_Data provided_:
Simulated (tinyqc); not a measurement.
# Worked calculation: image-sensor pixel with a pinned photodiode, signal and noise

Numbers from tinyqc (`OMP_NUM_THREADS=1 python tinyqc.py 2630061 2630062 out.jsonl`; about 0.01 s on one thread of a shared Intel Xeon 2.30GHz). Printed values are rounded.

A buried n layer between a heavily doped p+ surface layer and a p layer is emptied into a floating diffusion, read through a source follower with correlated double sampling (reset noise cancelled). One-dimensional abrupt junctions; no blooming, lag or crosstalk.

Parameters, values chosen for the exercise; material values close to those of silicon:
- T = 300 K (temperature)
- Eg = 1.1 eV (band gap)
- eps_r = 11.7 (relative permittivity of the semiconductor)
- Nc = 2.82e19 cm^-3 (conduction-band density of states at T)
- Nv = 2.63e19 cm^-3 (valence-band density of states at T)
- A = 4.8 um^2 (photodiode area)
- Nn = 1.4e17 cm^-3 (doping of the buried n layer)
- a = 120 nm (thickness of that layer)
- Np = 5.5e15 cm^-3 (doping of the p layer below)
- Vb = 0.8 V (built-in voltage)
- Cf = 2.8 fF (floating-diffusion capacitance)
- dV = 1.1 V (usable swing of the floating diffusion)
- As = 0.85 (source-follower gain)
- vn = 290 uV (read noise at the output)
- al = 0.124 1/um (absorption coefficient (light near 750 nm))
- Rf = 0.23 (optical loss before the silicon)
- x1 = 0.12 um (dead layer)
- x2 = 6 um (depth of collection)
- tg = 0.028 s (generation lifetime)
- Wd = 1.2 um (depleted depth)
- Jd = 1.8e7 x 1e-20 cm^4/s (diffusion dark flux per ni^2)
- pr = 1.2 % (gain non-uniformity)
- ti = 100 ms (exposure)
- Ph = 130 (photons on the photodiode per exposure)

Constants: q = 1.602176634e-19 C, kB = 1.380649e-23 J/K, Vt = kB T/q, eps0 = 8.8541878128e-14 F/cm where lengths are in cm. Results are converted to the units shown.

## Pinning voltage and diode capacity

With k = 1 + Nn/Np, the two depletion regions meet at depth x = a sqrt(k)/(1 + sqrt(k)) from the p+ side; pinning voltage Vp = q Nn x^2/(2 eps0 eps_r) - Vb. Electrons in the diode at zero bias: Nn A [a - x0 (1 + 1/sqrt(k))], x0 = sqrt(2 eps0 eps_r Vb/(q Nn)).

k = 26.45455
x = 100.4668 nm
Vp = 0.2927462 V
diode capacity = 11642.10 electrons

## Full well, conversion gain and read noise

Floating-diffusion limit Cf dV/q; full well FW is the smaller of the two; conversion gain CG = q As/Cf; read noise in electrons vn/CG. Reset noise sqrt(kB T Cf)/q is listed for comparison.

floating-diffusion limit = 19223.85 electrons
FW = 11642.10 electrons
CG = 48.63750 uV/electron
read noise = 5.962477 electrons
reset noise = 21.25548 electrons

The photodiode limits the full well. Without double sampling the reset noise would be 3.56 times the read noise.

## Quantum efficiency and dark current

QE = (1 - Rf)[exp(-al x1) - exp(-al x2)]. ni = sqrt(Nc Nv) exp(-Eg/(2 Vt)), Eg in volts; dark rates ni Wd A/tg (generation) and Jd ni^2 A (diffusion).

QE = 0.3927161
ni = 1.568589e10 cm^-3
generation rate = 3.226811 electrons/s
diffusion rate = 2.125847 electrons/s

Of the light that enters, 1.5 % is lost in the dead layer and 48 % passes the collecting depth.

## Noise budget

_Work order_: Take the lines from the first line of the listing up to and including the line with "Numbers from tinyqc" and give them again exactly.

_Result_:
Simulated (tinyqc); not a measurement.
# Worked calculation: image-sensor pixel with a pinned photodiode, signal and noise

Numbers from tinyqc (`OMP_NUM_THREADS=1 python tinyqc.py 2630061 2630062 out.jsonl`; about 0.01 s on one thread of a shared Intel Xeon 2.30GHz). Printed values are rounded.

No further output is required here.